> **Brief**: Please reproduce exactly the lines from the start of the records through the one containing "Change from the", and nothing more.

--

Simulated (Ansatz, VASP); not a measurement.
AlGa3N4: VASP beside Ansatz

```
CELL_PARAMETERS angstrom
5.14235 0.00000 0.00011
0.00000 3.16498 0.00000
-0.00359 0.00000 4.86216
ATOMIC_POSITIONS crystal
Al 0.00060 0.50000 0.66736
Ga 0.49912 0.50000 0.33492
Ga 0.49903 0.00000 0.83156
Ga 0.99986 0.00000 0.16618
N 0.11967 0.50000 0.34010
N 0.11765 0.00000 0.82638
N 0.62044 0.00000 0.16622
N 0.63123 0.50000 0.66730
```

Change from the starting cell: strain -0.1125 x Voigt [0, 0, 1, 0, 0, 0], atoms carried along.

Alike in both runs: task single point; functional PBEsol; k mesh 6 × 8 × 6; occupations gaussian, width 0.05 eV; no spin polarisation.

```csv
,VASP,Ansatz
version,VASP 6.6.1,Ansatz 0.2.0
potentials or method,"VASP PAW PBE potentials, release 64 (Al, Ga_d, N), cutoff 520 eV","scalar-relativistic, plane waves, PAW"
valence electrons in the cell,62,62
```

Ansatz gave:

--

> **Task output**:
Simulated (Ansatz, VASP); not a measurement.
AlGa3N4: VASP beside Ansatz

```
CELL_PARAMETERS angstrom
5.14235 0.00000 0.00011
0.00000 3.16498 0.00000
-0.00359 0.00000 4.86216
ATOMIC_POSITIONS crystal
Al 0.00060 0.50000 0.66736
Ga 0.49912 0.50000 0.33492
Ga 0.49903 0.00000 0.83156
Ga 0.99986 0.00000 0.16618
N 0.11967 0.50000 0.34010
N 0.11765 0.00000 0.82638
N 0.62044 0.00000 0.16622
N 0.63123 0.50000 0.66730
```

Change from the starting cell: strain -0.1125 x Voigt [0, 0, 1, 0, 0, 0], atoms carried along.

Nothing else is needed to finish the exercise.